Provided information =

-=-=-

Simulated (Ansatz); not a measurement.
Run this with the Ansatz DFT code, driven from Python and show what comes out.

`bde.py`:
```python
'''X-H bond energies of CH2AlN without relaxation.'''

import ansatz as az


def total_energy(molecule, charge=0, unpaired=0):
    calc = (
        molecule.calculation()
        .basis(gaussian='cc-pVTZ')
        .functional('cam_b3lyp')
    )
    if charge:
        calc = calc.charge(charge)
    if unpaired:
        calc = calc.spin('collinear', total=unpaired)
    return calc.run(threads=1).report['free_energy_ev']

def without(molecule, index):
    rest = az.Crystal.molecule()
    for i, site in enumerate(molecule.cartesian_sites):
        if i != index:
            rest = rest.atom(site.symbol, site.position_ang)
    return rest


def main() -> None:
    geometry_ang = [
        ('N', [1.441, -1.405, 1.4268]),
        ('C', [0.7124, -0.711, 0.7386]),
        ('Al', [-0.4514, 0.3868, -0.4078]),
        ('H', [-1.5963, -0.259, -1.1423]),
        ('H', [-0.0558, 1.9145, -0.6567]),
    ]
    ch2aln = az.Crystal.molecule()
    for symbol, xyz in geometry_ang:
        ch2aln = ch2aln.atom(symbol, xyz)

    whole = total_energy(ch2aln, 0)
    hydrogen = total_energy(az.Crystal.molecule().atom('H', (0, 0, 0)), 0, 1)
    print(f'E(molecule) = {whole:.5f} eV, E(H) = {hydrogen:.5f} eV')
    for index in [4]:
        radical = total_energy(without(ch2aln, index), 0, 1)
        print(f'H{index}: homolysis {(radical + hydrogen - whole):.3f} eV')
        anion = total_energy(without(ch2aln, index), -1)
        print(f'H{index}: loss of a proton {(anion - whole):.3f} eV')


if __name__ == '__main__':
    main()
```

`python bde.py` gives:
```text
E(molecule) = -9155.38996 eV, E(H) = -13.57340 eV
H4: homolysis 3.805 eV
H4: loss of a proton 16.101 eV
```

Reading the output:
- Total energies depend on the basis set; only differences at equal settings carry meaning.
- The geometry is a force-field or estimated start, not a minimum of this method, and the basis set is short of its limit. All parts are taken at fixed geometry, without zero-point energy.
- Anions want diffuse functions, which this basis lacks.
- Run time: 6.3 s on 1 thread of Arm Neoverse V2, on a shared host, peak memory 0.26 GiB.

-=-=-

Work request = The required output is the exact run of lines from the beginning of the listing above to the line that contains "- Total energies", inclusive of both.

Worked solution =
Simulated (Ansatz); not a measurement.
Run this with the Ansatz DFT code, driven from Python and show what comes out.

`bde.py`:
```python
'''X-H bond energies of CH2AlN without relaxation.'''

import ansatz as az


def total_energy(molecule, charge=0, unpaired=0):
    calc = (
        molecule.calculation()
        .basis(gaussian='cc-pVTZ')
        .functional('cam_b3lyp')
    )
    if charge:
        calc = calc.charge(charge)
    if unpaired:
        calc = calc.spin('collinear', total=unpaired)
    return calc.run(threads=1).report['free_energy_ev']

def without(molecule, index):
    rest = az.Crystal.molecule()
    for i, site in enumerate(molecule.cartesian_sites):
        if i != index:
            rest = rest.atom(site.symbol, site.position_ang)
    return rest


def main() -> None:
    geometry_ang = [
        ('N', [1.441, -1.405, 1.4268]),
        ('C', [0.7124, -0.711, 0.7386]),
        ('Al', [-0.4514, 0.3868, -0.4078]),
        ('H', [-1.5963, -0.259, -1.1423]),
        ('H', [-0.0558, 1.9145, -0.6567]),
    ]
    ch2aln = az.Crystal.molecule()
    for symbol, xyz in geometry_ang:
        ch2aln = ch2aln.atom(symbol, xyz)

    whole = total_energy(ch2aln, 0)
    hydrogen = total_energy(az.Crystal.molecule().atom('H', (0, 0, 0)), 0, 1)
    print(f'E(molecule) = {whole:.5f} eV, E(H) = {hydrogen:.5f} eV')
    for index in [4]:
        radical = total_energy(without(ch2aln, index), 0, 1)
        print(f'H{index}: homolysis {(radical + hydrogen - whole):.3f} eV')
        anion = total_energy(without(ch2aln, index), -1)
        print(f'H{index}: loss of a proton {(anion - whole):.3f} eV')


if __name__ == '__main__':
    main()
```

`python bde.py` gives:
```text
E(molecule) = -9155.38996 eV, E(H) = -13.57340 eV
H4: homolysis 3.805 eV
H4: loss of a proton 16.101 eV
```

Reading the output:
- Total energies depend on the basis set; only differences at equal settings carry meaning.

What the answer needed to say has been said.